SUPPLIED MATERIAL:
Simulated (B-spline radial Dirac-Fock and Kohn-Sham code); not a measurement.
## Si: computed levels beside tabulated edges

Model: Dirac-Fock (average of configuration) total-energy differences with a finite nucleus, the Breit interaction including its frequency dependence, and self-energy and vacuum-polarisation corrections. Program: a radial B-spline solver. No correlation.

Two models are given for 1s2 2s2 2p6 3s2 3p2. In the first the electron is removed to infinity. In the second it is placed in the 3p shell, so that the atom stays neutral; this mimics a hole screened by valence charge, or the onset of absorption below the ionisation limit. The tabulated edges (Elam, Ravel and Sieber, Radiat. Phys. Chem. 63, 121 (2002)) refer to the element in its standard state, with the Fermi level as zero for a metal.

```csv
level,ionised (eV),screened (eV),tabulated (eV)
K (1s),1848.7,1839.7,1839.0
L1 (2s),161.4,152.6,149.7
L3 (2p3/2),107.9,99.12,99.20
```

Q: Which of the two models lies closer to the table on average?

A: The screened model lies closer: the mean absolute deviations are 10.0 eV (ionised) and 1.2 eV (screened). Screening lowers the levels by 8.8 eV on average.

REQUIRED ACTION: Lines from the beginning of the data above through the line containing "## Si: computed levels beside tabulated edges" are to be returned exactly, and no others.

REPLY:
Simulated (B-spline radial Dirac-Fock and Kohn-Sham code); not a measurement.
## Si: computed levels beside tabulated edges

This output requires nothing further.